_Exercise_
Reproduce the records exactly through the line with "Change from the".

• • •
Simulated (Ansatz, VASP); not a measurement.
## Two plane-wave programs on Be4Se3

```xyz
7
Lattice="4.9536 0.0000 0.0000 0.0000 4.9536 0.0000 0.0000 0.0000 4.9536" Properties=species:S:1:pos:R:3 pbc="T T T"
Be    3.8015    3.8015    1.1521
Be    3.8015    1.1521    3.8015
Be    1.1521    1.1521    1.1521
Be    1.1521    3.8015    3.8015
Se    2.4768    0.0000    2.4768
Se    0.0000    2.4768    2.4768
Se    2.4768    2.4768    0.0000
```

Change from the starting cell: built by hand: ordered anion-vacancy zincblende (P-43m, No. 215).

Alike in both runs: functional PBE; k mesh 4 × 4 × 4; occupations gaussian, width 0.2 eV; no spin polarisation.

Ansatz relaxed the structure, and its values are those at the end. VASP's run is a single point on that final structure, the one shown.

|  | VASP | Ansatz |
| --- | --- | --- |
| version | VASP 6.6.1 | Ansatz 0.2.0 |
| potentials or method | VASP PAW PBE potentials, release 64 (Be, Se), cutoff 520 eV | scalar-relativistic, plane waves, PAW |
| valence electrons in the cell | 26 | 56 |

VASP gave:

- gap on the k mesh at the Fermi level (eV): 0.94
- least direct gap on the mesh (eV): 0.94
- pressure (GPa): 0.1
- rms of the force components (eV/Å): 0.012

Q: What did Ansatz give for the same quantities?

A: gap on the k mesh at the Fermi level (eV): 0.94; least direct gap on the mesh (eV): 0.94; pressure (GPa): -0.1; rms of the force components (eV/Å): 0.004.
• • •

_Written response_
Simulated (Ansatz, VASP); not a measurement.
## Two plane-wave programs on Be4Se3

```xyz
7
Lattice="4.9536 0.0000 0.0000 0.0000 4.9536 0.0000 0.0000 0.0000 4.9536" Properties=species:S:1:pos:R:3 pbc="T T T"
Be    3.8015    3.8015    1.1521
Be    3.8015    1.1521    3.8015
Be    1.1521    1.1521    1.1521
Be    1.1521    3.8015    3.8015
Se    2.4768    0.0000    2.4768
Se    0.0000    2.4768    2.4768
Se    2.4768    2.4768    0.0000
```

Change from the starting cell: built by hand: ordered anion-vacancy zincblende (P-43m, No. 215).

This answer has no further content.